Work item >>
Here is a listing. Repeat it exactly and in its entirety.

Provided data >>
+ + + + +
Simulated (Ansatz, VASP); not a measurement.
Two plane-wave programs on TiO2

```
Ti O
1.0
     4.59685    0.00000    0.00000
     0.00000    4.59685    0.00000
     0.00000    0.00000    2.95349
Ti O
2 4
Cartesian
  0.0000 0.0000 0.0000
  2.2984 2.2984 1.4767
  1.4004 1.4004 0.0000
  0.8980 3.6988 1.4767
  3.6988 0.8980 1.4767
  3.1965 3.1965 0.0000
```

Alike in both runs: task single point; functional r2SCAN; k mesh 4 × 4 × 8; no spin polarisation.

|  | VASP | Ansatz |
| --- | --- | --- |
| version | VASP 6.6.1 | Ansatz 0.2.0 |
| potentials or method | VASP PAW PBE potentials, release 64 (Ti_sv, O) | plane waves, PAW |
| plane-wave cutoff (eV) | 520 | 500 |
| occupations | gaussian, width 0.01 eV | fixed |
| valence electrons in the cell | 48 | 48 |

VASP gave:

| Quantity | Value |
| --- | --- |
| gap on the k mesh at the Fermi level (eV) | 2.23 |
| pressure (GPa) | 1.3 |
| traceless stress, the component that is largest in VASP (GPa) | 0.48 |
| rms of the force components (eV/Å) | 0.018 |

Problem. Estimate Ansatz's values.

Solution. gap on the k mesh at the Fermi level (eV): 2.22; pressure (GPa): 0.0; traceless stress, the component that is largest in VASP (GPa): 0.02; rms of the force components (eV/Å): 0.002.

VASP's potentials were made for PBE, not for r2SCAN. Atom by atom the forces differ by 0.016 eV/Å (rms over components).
+ + + + +

Task answer >>
Simulated (Ansatz, VASP); not a measurement.
Two plane-wave programs on TiO2

```
Ti O
1.0
     4.59685    0.00000    0.00000
     0.00000    4.59685    0.00000
     0.00000    0.00000    2.95349
Ti O
2 4
Cartesian
  0.0000 0.0000 0.0000
  2.2984 2.2984 1.4767
  1.4004 1.4004 0.0000
  0.8980 3.6988 1.4767
  3.6988 0.8980 1.4767
  3.1965 3.1965 0.0000
```

Alike in both runs: task single point; functional r2SCAN; k mesh 4 × 4 × 8; no spin polarisation.

|  | VASP | Ansatz |
| --- | --- | --- |
| version | VASP 6.6.1 | Ansatz 0.2.0 |
| potentials or method | VASP PAW PBE potentials, release 64 (Ti_sv, O) | plane waves, PAW |
| plane-wave cutoff (eV) | 520 | 500 |
| occupations | gaussian, width 0.01 eV | fixed |
| valence electrons in the cell | 48 | 48 |

VASP gave:

| Quantity | Value |
| --- | --- |
| gap on the k mesh at the Fermi level (eV) | 2.23 |
| pressure (GPa) | 1.3 |
| traceless stress, the component that is largest in VASP (GPa) | 0.48 |
| rms of the force components (eV/Å) | 0.018 |

Problem. Estimate Ansatz's values.

Solution. gap on the k mesh at the Fermi level (eV): 2.22; pressure (GPa): 0.0; traceless stress, the component that is largest in VASP (GPa): 0.02; rms of the force components (eV/Å): 0.002.

VASP's potentials were made for PBE, not for r2SCAN. Atom by atom the forces differ by 0.016 eV/Å (rms over components).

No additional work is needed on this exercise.